**Dataset records**:
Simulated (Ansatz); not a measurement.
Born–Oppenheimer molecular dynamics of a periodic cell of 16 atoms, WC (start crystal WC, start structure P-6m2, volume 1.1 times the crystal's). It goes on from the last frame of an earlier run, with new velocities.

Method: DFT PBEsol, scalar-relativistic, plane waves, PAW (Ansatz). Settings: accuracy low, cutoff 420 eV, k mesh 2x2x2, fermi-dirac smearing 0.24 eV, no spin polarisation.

**Work task**: Write every line of the material above again, exactly.

**Your response**:
Simulated (Ansatz); not a measurement.
Born–Oppenheimer molecular dynamics of a periodic cell of 16 atoms, WC (start crystal WC, start structure P-6m2, volume 1.1 times the crystal's). It goes on from the last frame of an earlier run, with new velocities.

Method: DFT PBEsol, scalar-relativistic, plane waves, PAW (Ansatz). Settings: accuracy low, cutoff 420 eV, k mesh 2x2x2, fermi-dirac smearing 0.24 eV, no spin polarisation.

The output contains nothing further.